Restate the whole of the data verbatim, omitting nothing.

=-=-=-=-=
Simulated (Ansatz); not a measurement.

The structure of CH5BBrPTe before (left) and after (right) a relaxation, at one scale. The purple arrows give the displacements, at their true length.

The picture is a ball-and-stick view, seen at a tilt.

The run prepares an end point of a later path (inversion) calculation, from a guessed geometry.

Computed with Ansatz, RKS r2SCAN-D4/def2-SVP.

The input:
=-=-=-=-=

*Exercise response:*
Simulated (Ansatz); not a measurement.

The structure of CH5BBrPTe before (left) and after (right) a relaxation, at one scale. The purple arrows give the displacements, at their true length.

The picture is a ball-and-stick view, seen at a tilt.

The run prepares an end point of a later path (inversion) calculation, from a guessed geometry.

Computed with Ansatz, RKS r2SCAN-D4/def2-SVP.

The input:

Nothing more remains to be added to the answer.